^^^^^^^^
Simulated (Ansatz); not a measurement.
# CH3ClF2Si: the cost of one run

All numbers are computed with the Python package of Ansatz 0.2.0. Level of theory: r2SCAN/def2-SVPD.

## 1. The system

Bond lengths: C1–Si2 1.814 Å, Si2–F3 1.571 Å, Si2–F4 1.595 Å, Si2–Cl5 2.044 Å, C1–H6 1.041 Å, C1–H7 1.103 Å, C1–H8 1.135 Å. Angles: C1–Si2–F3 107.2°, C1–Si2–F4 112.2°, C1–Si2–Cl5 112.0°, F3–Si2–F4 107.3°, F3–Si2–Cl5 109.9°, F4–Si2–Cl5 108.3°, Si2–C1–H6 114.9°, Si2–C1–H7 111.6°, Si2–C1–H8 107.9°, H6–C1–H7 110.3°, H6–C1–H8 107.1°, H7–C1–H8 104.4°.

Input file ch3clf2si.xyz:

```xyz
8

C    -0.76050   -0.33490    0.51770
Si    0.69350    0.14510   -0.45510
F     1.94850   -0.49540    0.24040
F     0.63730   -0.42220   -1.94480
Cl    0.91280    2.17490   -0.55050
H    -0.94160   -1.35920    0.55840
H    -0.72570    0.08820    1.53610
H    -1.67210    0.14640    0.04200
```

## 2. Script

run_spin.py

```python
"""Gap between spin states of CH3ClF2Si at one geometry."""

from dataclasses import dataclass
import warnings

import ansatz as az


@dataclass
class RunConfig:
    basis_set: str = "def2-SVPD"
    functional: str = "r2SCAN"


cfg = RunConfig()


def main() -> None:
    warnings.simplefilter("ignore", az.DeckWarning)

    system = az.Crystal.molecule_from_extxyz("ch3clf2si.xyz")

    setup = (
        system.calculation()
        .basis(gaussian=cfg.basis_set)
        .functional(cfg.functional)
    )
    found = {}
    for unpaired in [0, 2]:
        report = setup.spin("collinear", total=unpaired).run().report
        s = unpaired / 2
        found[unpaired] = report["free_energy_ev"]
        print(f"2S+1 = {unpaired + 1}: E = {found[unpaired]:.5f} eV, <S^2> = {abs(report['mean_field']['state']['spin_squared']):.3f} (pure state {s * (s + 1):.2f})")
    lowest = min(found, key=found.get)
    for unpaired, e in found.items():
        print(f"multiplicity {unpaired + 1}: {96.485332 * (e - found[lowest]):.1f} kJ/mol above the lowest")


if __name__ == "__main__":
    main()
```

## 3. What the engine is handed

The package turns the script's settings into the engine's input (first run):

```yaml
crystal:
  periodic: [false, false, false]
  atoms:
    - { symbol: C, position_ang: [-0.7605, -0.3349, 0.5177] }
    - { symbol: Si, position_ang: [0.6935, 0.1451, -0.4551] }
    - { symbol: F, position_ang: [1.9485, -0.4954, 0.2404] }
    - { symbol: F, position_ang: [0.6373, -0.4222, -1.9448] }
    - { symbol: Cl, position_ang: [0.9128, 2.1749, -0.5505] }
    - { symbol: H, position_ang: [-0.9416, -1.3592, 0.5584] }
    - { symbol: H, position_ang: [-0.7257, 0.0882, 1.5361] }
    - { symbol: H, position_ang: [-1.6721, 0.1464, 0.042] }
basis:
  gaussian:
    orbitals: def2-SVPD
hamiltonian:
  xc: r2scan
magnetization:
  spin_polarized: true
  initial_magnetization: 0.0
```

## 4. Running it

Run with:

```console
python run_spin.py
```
^^^^^^^^

Please transcribe the records exactly from their first line through the line holding "Bond lengths: C1–Si2", and leave out all others.

Reply —
Simulated (Ansatz); not a measurement.
# CH3ClF2Si: the cost of one run

All numbers are computed with the Python package of Ansatz 0.2.0. Level of theory: r2SCAN/def2-SVPD.

## 1. The system

Bond lengths: C1–Si2 1.814 Å, Si2–F3 1.571 Å, Si2–F4 1.595 Å, Si2–Cl5 2.044 Å, C1–H6 1.041 Å, C1–H7 1.103 Å, C1–H8 1.135 Å. Angles: C1–Si2–F3 107.2°, C1–Si2–F4 112.2°, C1–Si2–Cl5 112.0°, F3–Si2–F4 107.3°, F3–Si2–Cl5 109.9°, F4–Si2–Cl5 108.3°, Si2–C1–H6 114.9°, Si2–C1–H7 111.6°, Si2–C1–H8 107.9°, H6–C1–H7 110.3°, H6–C1–H8 107.1°, H7–C1–H8 104.4°.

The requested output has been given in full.